**Brief**
Of the lines in the data below, write out exactly those from the one holding "(eV) | CPU time |" through the one holding "3.98 | 36 s |", both included.

**Data extract**
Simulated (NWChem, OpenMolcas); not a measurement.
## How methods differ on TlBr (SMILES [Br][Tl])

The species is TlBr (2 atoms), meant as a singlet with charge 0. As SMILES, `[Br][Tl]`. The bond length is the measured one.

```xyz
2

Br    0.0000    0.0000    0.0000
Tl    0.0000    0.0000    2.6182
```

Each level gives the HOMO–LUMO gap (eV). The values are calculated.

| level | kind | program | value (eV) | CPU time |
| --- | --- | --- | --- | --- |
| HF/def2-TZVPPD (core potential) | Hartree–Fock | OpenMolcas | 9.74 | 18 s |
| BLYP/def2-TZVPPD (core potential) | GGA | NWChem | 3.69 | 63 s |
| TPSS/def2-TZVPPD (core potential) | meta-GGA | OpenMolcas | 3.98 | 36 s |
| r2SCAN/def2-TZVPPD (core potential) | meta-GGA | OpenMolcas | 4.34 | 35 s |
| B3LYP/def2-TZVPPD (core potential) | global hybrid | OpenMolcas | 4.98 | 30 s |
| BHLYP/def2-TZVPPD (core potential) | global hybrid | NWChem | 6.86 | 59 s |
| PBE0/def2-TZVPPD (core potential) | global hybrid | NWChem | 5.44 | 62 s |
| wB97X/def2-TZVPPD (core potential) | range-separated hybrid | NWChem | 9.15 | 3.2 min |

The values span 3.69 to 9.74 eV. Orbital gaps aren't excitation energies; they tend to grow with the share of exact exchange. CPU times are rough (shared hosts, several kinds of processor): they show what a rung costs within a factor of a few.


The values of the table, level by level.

**Written reply**
| level | kind | program | value (eV) | CPU time |
| --- | --- | --- | --- | --- |
| HF/def2-TZVPPD (core potential) | Hartree–Fock | OpenMolcas | 9.74 | 18 s |
| BLYP/def2-TZVPPD (core potential) | GGA | NWChem | 3.69 | 63 s |
| TPSS/def2-TZVPPD (core potential) | meta-GGA | OpenMolcas | 3.98 | 36 s |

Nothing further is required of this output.